▶ [Task item]: Find the line containing "POTCAR, in this" in the records below. Copy exactly that line and each one after it, ending at the line containing "What does not", and nothing more.

▶ [Extracted information]:

*** Begin section ***

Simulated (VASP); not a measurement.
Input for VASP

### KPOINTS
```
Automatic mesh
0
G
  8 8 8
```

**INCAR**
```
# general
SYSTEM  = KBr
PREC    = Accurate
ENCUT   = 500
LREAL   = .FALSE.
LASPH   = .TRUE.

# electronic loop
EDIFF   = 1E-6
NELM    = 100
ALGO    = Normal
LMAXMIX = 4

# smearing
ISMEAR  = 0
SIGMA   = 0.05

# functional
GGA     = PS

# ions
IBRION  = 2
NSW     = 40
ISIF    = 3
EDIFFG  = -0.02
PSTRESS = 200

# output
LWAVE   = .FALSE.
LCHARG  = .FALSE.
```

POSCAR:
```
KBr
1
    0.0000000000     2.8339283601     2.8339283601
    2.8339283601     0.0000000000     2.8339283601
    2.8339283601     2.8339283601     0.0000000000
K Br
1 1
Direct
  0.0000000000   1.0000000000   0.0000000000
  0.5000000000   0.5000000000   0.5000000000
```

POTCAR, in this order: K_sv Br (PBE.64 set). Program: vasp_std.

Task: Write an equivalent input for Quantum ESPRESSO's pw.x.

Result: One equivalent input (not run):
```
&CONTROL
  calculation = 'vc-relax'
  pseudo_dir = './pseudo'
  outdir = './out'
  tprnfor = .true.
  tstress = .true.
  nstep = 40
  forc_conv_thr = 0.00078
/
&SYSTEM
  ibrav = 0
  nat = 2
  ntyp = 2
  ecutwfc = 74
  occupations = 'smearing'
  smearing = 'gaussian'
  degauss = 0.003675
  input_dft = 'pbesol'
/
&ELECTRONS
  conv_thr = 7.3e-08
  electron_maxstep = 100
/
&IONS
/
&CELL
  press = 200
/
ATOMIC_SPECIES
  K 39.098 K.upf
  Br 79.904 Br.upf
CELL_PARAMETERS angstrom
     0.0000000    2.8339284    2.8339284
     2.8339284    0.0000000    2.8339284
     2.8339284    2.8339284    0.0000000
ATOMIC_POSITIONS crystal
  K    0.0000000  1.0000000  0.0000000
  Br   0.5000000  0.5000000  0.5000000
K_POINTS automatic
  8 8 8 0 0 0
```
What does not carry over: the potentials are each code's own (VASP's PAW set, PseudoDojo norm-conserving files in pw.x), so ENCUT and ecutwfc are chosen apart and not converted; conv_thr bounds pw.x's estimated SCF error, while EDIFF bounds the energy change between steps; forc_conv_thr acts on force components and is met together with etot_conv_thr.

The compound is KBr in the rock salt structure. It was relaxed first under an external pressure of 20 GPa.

*** End section ***

▶ [Written response]:
POTCAR, in this order: K_sv Br (PBE.64 set). Program: vasp_std.

Task: Write an equivalent input for Quantum ESPRESSO's pw.x.

Result: One equivalent input (not run):
```
&CONTROL
  calculation = 'vc-relax'
  pseudo_dir = './pseudo'
  outdir = './out'
  tprnfor = .true.
  tstress = .true.
  nstep = 40
  forc_conv_thr = 0.00078
/
&SYSTEM
  ibrav = 0
  nat = 2
  ntyp = 2
  ecutwfc = 74
  occupations = 'smearing'
  smearing = 'gaussian'
  degauss = 0.003675
  input_dft = 'pbesol'
/
&ELECTRONS
  conv_thr = 7.3e-08
  electron_maxstep = 100
/
&IONS
/
&CELL
  press = 200
/
ATOMIC_SPECIES
  K 39.098 K.upf
  Br 79.904 Br.upf
CELL_PARAMETERS angstrom
     0.0000000    2.8339284    2.8339284
     2.8339284    0.0000000    2.8339284
     2.8339284    2.8339284    0.0000000
ATOMIC_POSITIONS crystal
  K    0.0000000  1.0000000  0.0000000
  Br   0.5000000  0.5000000  0.5000000
K_POINTS automatic
  8 8 8 0 0 0
```
What does not carry over: the potentials are each code's own (VASP's PAW set, PseudoDojo norm-conserving files in pw.x), so ENCUT and ecutwfc are chosen apart and not converted; conv_thr bounds pw.x's estimated SCF error, while EDIFF bounds the energy change between steps; forc_conv_thr acts on force components and is met together with etot_conv_thr.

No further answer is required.